▶ **EXTRACTED ENTRIES**:
◆ ◆ ◆ ◆ ◆ ◆ ◆
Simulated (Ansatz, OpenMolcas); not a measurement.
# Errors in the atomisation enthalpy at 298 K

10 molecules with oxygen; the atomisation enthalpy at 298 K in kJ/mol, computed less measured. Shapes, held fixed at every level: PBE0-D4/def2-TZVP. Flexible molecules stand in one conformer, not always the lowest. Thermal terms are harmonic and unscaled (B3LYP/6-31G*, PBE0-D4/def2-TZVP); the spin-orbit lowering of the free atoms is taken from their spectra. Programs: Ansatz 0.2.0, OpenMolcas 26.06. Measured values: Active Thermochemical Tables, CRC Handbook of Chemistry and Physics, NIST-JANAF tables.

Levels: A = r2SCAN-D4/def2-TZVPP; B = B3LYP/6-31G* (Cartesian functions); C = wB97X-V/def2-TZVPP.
◆ ◆ ◆ ◆ ◆ ◆ ◆

▶ **WORK INSTRUCTION**:
What you return must be an exact retyping of the lines above starting at the line with "# Errors in the atomisation enthalpy at 298 K" and ending at the line with "10 molecules with", and nothing besides.

▶ **EXERCISE RESULT**:
# Errors in the atomisation enthalpy at 298 K

10 molecules with oxygen; the atomisation enthalpy at 298 K in kJ/mol, computed less measured. Shapes, held fixed at every level: PBE0-D4/def2-TZVP. Flexible molecules stand in one conformer, not always the lowest. Thermal terms are harmonic and unscaled (B3LYP/6-31G*, PBE0-D4/def2-TZVP); the spin-orbit lowering of the free atoms is taken from their spectra. Programs: Ansatz 0.2.0, OpenMolcas 26.06. Measured values: Active Thermochemical Tables, CRC Handbook of Chemistry and Physics, NIST-JANAF tables.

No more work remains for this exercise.